= ACTIVITY =
Working from the entries below, give again each line from the first through the one containing "Change from the", exactly and with nothing else.

* * * * * * *
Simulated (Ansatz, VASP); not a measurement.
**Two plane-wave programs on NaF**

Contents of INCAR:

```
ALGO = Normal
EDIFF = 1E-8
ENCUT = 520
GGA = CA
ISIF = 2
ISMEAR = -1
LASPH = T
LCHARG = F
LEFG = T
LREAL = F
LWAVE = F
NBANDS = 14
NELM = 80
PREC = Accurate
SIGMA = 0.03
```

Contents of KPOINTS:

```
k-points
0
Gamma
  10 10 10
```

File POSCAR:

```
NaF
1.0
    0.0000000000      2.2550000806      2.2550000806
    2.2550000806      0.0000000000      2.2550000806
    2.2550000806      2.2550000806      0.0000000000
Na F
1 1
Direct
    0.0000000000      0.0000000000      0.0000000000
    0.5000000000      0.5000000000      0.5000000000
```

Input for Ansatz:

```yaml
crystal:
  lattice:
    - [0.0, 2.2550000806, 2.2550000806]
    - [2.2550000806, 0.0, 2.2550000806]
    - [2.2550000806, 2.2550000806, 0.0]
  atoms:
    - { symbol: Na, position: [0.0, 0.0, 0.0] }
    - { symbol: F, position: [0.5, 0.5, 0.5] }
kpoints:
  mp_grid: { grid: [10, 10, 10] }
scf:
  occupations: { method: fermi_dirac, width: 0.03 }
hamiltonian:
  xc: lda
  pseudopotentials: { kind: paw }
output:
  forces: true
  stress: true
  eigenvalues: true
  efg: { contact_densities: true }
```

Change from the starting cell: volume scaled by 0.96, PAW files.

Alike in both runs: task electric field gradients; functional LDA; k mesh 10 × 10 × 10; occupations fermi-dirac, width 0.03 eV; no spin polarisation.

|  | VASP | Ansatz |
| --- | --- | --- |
* * * * * * *

= TASK ANSWER =
Simulated (Ansatz, VASP); not a measurement.
**Two plane-wave programs on NaF**

Contents of INCAR:

```
ALGO = Normal
EDIFF = 1E-8
ENCUT = 520
GGA = CA
ISIF = 2
ISMEAR = -1
LASPH = T
LCHARG = F
LEFG = T
LREAL = F
LWAVE = F
NBANDS = 14
NELM = 80
PREC = Accurate
SIGMA = 0.03
```

Contents of KPOINTS:

```
k-points
0
Gamma
  10 10 10
```

File POSCAR:

```
NaF
1.0
    0.0000000000      2.2550000806      2.2550000806
    2.2550000806      0.0000000000      2.2550000806
    2.2550000806      2.2550000806      0.0000000000
Na F
1 1
Direct
    0.0000000000      0.0000000000      0.0000000000
    0.5000000000      0.5000000000      0.5000000000
```

Input for Ansatz:

```yaml
crystal:
  lattice:
    - [0.0, 2.2550000806, 2.2550000806]
    - [2.2550000806, 0.0, 2.2550000806]
    - [2.2550000806, 2.2550000806, 0.0]
  atoms:
    - { symbol: Na, position: [0.0, 0.0, 0.0] }
    - { symbol: F, position: [0.5, 0.5, 0.5] }
kpoints:
  mp_grid: { grid: [10, 10, 10] }
scf:
  occupations: { method: fermi_dirac, width: 0.03 }
hamiltonian:
  xc: lda
  pseudopotentials: { kind: paw }
output:
  forces: true
  stress: true
  eigenvalues: true
  efg: { contact_densities: true }
```

Change from the starting cell: volume scaled by 0.96, PAW files.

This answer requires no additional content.